WORK ORDER: Set down each entry below exactly as it stands.

== Segment start ==
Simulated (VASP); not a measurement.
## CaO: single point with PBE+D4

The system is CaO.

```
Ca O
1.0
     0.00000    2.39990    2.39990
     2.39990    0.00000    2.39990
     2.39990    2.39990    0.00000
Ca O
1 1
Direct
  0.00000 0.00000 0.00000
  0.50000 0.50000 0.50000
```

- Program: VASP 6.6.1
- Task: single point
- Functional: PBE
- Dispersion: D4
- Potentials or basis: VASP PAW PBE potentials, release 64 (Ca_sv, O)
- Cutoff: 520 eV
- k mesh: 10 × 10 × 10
== Segment end ==

TASK ANSWER:
Simulated (VASP); not a measurement.
## CaO: single point with PBE+D4

The system is CaO.

```
Ca O
1.0
     0.00000    2.39990    2.39990
     2.39990    0.00000    2.39990
     2.39990    2.39990    0.00000
Ca O
1 1
Direct
  0.00000 0.00000 0.00000
  0.50000 0.50000 0.50000
```

- Program: VASP 6.6.1
- Task: single point
- Functional: PBE
- Dispersion: D4
- Potentials or basis: VASP PAW PBE potentials, release 64 (Ca_sv, O)
- Cutoff: 520 eV
- k mesh: 10 × 10 × 10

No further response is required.